+--
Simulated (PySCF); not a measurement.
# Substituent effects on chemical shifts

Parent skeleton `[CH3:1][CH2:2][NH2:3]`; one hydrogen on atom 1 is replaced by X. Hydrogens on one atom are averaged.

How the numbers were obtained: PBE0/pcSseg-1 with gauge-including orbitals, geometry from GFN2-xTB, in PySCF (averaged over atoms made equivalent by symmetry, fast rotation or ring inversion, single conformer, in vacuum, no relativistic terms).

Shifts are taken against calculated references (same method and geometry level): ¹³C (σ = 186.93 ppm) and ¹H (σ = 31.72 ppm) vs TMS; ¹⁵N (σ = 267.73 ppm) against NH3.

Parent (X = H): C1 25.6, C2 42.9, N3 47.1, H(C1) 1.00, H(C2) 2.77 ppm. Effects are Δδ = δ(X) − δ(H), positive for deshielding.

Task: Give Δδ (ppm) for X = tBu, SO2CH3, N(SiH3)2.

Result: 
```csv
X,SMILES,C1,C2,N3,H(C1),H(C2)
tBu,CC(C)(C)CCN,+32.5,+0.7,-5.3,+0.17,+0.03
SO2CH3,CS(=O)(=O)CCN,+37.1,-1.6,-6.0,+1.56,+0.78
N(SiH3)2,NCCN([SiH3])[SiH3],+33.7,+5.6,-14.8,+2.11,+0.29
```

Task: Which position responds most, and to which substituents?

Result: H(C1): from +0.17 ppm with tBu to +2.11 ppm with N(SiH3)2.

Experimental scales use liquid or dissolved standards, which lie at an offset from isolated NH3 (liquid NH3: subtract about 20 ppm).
+--

_Work task_.
Starting at the line above that contains "How the numbers", repeat each line exactly up to and including the line that contains "Shifts are taken", and stop there.

_Written reply_.
How the numbers were obtained: PBE0/pcSseg-1 with gauge-including orbitals, geometry from GFN2-xTB, in PySCF (averaged over atoms made equivalent by symmetry, fast rotation or ring inversion, single conformer, in vacuum, no relativistic terms).

Shifts are taken against calculated references (same method and geometry level): ¹³C (σ = 186.93 ppm) and ¹H (σ = 31.72 ppm) vs TMS; ¹⁵N (σ = 267.73 ppm) against NH3.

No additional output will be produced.